> _Records shown_:
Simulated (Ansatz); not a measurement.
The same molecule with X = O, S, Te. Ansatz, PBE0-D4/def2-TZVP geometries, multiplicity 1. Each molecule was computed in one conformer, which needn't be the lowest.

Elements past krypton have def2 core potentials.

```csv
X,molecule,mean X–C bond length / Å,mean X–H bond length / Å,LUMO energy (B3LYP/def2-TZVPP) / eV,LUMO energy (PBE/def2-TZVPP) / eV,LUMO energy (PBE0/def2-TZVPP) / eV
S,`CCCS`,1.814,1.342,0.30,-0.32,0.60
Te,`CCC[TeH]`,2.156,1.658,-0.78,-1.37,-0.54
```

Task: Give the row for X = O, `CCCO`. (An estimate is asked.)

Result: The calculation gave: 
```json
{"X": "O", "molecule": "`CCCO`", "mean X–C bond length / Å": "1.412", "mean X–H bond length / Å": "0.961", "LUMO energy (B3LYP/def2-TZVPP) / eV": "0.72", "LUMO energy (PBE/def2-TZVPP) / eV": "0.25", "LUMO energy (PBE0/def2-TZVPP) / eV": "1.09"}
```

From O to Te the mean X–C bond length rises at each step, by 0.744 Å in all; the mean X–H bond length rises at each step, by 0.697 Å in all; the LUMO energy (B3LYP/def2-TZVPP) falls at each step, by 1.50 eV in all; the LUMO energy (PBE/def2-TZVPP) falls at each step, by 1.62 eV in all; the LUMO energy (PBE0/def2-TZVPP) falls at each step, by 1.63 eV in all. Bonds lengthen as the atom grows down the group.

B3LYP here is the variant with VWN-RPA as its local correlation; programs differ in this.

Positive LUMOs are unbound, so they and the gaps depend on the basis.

> _Work request_:
Look above for the line with "Elements past krypton" and the line with "From O to Te", and reproduce exactly those two lines plus every line between, nothing more.

> _Written response_:
Elements past krypton have def2 core potentials.

```csv
X,molecule,mean X–C bond length / Å,mean X–H bond length / Å,LUMO energy (B3LYP/def2-TZVPP) / eV,LUMO energy (PBE/def2-TZVPP) / eV,LUMO energy (PBE0/def2-TZVPP) / eV
S,`CCCS`,1.814,1.342,0.30,-0.32,0.60
Te,`CCC[TeH]`,2.156,1.658,-0.78,-1.37,-0.54
```

Task: Give the row for X = O, `CCCO`. (An estimate is asked.)

Result: The calculation gave: 
```json
{"X": "O", "molecule": "`CCCO`", "mean X–C bond length / Å": "1.412", "mean X–H bond length / Å": "0.961", "LUMO energy (B3LYP/def2-TZVPP) / eV": "0.72", "LUMO energy (PBE/def2-TZVPP) / eV": "0.25", "LUMO energy (PBE0/def2-TZVPP) / eV": "1.09"}
```

From O to Te the mean X–C bond length rises at each step, by 0.744 Å in all; the mean X–H bond length rises at each step, by 0.697 Å in all; the LUMO energy (B3LYP/def2-TZVPP) falls at each step, by 1.50 eV in all; the LUMO energy (PBE/def2-TZVPP) falls at each step, by 1.62 eV in all; the LUMO energy (PBE0/def2-TZVPP) falls at each step, by 1.63 eV in all. Bonds lengthen as the atom grows down the group.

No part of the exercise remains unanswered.